━━ Recorded information

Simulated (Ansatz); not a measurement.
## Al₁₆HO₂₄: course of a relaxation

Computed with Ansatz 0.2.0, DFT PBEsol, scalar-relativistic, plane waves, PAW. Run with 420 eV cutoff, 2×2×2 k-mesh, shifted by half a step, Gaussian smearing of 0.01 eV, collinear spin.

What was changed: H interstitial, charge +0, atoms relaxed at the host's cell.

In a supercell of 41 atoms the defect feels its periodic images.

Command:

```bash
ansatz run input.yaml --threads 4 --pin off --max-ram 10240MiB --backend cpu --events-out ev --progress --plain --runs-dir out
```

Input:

━━━━

Task item:
Exactly repeat the lines running from the top of the listing to the line bearing "What was changed: H", both of those lines included, and only them.

Exercise output:
Simulated (Ansatz); not a measurement.
## Al₁₆HO₂₄: course of a relaxation

Computed with Ansatz 0.2.0, DFT PBEsol, scalar-relativistic, plane waves, PAW. Run with 420 eV cutoff, 2×2×2 k-mesh, shifted by half a step, Gaussian smearing of 0.01 eV, collinear spin.

What was changed: H interstitial, charge +0, atoms relaxed at the host's cell.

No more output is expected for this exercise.